> REQUIRED ACTION
Reproduce each of the entries that follow, exactly.

> THE DATA
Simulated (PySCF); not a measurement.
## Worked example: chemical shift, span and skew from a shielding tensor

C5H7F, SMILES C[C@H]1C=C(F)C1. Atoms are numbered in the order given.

> RESPONSE
Simulated (PySCF); not a measurement.
## Worked example: chemical shift, span and skew from a shielding tensor

C5H7F, SMILES C[C@H]1C=C(F)C1. Atoms are numbered in the order given.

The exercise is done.